* **WORK ORDER**
Transcribe the material from its first line onward, ending with the line that contains "[111] and [221].**" and adding nothing beyond it.

* **SUPPLIED MATERIAL**
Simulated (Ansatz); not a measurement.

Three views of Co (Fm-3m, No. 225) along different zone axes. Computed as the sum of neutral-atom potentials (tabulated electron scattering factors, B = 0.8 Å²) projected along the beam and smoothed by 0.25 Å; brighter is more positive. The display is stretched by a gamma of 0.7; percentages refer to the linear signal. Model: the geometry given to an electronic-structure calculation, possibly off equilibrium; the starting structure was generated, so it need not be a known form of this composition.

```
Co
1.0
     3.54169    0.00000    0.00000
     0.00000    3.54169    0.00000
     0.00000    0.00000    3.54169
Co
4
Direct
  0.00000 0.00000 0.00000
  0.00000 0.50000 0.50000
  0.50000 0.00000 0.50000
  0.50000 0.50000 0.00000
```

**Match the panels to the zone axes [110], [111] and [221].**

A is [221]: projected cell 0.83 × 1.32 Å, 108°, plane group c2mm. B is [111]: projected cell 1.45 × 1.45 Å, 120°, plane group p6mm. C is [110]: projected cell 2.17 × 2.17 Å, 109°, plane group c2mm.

* **SOLUTION**
Simulated (Ansatz); not a measurement.

Three views of Co (Fm-3m, No. 225) along different zone axes. Computed as the sum of neutral-atom potentials (tabulated electron scattering factors, B = 0.8 Å²) projected along the beam and smoothed by 0.25 Å; brighter is more positive. The display is stretched by a gamma of 0.7; percentages refer to the linear signal. Model: the geometry given to an electronic-structure calculation, possibly off equilibrium; the starting structure was generated, so it need not be a known form of this composition.

```
Co
1.0
     3.54169    0.00000    0.00000
     0.00000    3.54169    0.00000
     0.00000    0.00000    3.54169
Co
4
Direct
  0.00000 0.00000 0.00000
  0.00000 0.50000 0.50000
  0.50000 0.00000 0.50000
  0.50000 0.50000 0.00000
```

**Match the panels to the zone axes [110], [111] and [221].**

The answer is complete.